────────────────────────────────────────

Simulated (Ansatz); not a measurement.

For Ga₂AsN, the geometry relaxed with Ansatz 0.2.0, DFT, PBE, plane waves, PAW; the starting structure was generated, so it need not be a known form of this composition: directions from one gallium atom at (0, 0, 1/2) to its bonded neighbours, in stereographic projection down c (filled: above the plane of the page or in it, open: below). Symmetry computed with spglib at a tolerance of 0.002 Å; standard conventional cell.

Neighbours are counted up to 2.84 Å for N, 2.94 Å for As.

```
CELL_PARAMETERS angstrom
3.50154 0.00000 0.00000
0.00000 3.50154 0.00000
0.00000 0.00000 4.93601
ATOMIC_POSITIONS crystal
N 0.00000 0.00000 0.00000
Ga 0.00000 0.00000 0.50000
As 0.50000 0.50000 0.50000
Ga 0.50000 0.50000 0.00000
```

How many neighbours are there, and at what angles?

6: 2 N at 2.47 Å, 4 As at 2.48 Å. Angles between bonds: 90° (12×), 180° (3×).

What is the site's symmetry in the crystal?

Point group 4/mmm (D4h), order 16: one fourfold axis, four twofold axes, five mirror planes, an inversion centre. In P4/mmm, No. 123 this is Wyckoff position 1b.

────────────────────────────────────────

_Task item_: Please copy, word for word, every line from the first line of the records through the line containing "What is the site's symmetry in the crystal?", with both of those lines included and nothing else.

_Answer area_:
Simulated (Ansatz); not a measurement.

For Ga₂AsN, the geometry relaxed with Ansatz 0.2.0, DFT, PBE, plane waves, PAW; the starting structure was generated, so it need not be a known form of this composition: directions from one gallium atom at (0, 0, 1/2) to its bonded neighbours, in stereographic projection down c (filled: above the plane of the page or in it, open: below). Symmetry computed with spglib at a tolerance of 0.002 Å; standard conventional cell.

Neighbours are counted up to 2.84 Å for N, 2.94 Å for As.

```
CELL_PARAMETERS angstrom
3.50154 0.00000 0.00000
0.00000 3.50154 0.00000
0.00000 0.00000 4.93601
ATOMIC_POSITIONS crystal
N 0.00000 0.00000 0.00000
Ga 0.00000 0.00000 0.50000
As 0.50000 0.50000 0.50000
Ga 0.50000 0.50000 0.00000
```

How many neighbours are there, and at what angles?

6: 2 N at 2.47 Å, 4 As at 2.48 Å. Angles between bonds: 90° (12×), 180° (3×).

What is the site's symmetry in the crystal?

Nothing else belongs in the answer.